(Information)
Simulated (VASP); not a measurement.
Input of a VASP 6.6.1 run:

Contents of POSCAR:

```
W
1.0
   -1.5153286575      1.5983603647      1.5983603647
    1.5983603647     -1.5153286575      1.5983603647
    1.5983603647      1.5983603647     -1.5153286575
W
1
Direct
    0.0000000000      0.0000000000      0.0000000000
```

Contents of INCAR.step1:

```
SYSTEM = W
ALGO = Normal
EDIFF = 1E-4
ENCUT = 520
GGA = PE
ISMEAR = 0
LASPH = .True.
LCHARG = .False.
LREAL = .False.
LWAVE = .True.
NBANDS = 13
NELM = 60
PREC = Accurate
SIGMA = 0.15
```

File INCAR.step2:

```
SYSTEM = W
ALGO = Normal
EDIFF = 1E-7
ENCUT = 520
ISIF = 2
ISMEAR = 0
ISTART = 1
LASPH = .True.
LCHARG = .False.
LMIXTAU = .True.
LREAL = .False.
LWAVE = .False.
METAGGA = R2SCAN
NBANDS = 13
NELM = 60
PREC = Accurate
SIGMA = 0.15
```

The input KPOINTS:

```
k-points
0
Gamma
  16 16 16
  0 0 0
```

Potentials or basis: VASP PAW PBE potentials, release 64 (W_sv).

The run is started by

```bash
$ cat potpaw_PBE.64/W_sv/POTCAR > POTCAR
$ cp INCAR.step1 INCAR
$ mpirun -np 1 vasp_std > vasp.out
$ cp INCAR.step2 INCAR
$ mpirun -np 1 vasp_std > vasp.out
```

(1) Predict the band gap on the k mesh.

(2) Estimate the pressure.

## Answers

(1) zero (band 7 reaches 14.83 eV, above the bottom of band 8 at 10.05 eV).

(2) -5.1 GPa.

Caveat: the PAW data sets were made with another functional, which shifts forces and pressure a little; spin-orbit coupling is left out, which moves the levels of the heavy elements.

(Assigned task)
Nothing but an exact copy of the lines from the start of the entries through the line containing "(2) -5.1 GPa." belongs in the response.

(Answer box)
Simulated (VASP); not a measurement.
Input of a VASP 6.6.1 run:

Contents of POSCAR:

```
W
1.0
   -1.5153286575      1.5983603647      1.5983603647
    1.5983603647     -1.5153286575      1.5983603647
    1.5983603647      1.5983603647     -1.5153286575
W
1
Direct
    0.0000000000      0.0000000000      0.0000000000
```

Contents of INCAR.step1:

```
SYSTEM = W
ALGO = Normal
EDIFF = 1E-4
ENCUT = 520
GGA = PE
ISMEAR = 0
LASPH = .True.
LCHARG = .False.
LREAL = .False.
LWAVE = .True.
NBANDS = 13
NELM = 60
PREC = Accurate
SIGMA = 0.15
```

File INCAR.step2:

```
SYSTEM = W
ALGO = Normal
EDIFF = 1E-7
ENCUT = 520
ISIF = 2
ISMEAR = 0
ISTART = 1
LASPH = .True.
LCHARG = .False.
LMIXTAU = .True.
LREAL = .False.
LWAVE = .False.
METAGGA = R2SCAN
NBANDS = 13
NELM = 60
PREC = Accurate
SIGMA = 0.15
```

The input KPOINTS:

```
k-points
0
Gamma
  16 16 16
  0 0 0
```

Potentials or basis: VASP PAW PBE potentials, release 64 (W_sv).

The run is started by

```bash
$ cat potpaw_PBE.64/W_sv/POTCAR > POTCAR
$ cp INCAR.step1 INCAR
$ mpirun -np 1 vasp_std > vasp.out
$ cp INCAR.step2 INCAR
$ mpirun -np 1 vasp_std > vasp.out
```

(1) Predict the band gap on the k mesh.

(2) Estimate the pressure.

## Answers

(1) zero (band 7 reaches 14.83 eV, above the bottom of band 8 at 10.05 eV).

(2) -5.1 GPa.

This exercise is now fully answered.